WORK REQUEST: Output all the data exactly.

RECORD SET:
....................

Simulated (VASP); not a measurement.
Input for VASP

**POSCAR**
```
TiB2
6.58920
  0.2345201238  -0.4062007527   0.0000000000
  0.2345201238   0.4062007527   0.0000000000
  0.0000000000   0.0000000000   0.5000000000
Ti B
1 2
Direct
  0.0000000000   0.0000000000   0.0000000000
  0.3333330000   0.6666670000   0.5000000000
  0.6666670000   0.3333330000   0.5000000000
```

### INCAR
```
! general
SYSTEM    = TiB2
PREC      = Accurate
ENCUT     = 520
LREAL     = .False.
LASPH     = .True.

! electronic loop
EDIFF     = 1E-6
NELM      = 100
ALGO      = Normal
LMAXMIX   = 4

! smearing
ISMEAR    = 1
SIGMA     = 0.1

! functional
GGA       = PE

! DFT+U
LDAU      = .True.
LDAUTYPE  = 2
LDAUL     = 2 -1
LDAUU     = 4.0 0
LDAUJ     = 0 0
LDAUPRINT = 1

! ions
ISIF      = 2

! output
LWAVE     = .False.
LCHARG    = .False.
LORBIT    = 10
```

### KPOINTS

....................

WRITTEN SOLUTION:
Simulated (VASP); not a measurement.
Input for VASP

**POSCAR**
```
TiB2
6.58920
  0.2345201238  -0.4062007527   0.0000000000
  0.2345201238   0.4062007527   0.0000000000
  0.0000000000   0.0000000000   0.5000000000
Ti B
1 2
Direct
  0.0000000000   0.0000000000   0.0000000000
  0.3333330000   0.6666670000   0.5000000000
  0.6666670000   0.3333330000   0.5000000000
```

### INCAR
```
! general
SYSTEM    = TiB2
PREC      = Accurate
ENCUT     = 520
LREAL     = .False.
LASPH     = .True.

! electronic loop
EDIFF     = 1E-6
NELM      = 100
ALGO      = Normal
LMAXMIX   = 4

! smearing
ISMEAR    = 1
SIGMA     = 0.1

! functional
GGA       = PE

! DFT+U
LDAU      = .True.
LDAUTYPE  = 2
LDAUL     = 2 -1
LDAUU     = 4.0 0
LDAUJ     = 0 0
LDAUPRINT = 1

! ions
ISIF      = 2

! output
LWAVE     = .False.
LCHARG    = .False.
LORBIT    = 10
```

### KPOINTS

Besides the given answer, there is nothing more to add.